+---+
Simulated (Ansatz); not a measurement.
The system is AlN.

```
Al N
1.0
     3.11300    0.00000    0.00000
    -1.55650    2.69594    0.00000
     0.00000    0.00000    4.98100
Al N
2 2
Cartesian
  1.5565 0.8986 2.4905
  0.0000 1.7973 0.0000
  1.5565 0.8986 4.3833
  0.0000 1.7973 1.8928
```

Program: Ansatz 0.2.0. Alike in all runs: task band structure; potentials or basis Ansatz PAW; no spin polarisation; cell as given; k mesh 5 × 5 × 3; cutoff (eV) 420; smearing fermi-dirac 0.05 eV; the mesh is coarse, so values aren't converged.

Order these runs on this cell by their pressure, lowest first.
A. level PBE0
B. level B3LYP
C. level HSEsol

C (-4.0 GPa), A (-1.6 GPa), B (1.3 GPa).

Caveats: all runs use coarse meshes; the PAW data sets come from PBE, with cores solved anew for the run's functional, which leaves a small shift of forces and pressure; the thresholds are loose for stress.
+---+

#### Work task
Going back to the entries above, set down exactly the lines that begin at the one with "B. level B3LYP" and end at the one with "C (-4.0 GPa), A (-1.6 GPa), B (1.3 GPa).", both included, and nothing else.

#### Answer area
B. level B3LYP
C. level HSEsol

C (-4.0 GPa), A (-1.6 GPa), B (1.3 GPa).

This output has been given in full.